━━━━━━

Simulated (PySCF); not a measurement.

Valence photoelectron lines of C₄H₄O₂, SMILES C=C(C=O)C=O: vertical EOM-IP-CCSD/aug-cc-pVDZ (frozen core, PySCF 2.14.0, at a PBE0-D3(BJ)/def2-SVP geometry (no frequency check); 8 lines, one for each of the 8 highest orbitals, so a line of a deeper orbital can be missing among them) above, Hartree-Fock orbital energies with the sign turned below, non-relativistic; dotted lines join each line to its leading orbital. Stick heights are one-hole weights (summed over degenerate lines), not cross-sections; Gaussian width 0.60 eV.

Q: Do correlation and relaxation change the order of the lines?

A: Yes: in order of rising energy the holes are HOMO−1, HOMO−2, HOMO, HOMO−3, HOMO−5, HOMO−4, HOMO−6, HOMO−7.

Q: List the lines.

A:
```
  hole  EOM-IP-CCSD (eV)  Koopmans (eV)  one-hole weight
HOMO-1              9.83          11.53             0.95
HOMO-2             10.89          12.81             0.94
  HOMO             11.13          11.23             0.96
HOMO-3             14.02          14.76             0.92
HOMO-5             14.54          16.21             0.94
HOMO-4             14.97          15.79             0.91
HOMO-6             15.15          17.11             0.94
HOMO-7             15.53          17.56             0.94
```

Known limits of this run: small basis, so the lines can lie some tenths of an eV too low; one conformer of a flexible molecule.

━━━━━━

### Assigned task
The required output is the set of lines from the first line of the data through the line that contains "Q: Do correlation", transcribed exactly.

### Worked solution
Simulated (PySCF); not a measurement.

Valence photoelectron lines of C₄H₄O₂, SMILES C=C(C=O)C=O: vertical EOM-IP-CCSD/aug-cc-pVDZ (frozen core, PySCF 2.14.0, at a PBE0-D3(BJ)/def2-SVP geometry (no frequency check); 8 lines, one for each of the 8 highest orbitals, so a line of a deeper orbital can be missing among them) above, Hartree-Fock orbital energies with the sign turned below, non-relativistic; dotted lines join each line to its leading orbital. Stick heights are one-hole weights (summed over degenerate lines), not cross-sections; Gaussian width 0.60 eV.

Q: Do correlation and relaxation change the order of the lines?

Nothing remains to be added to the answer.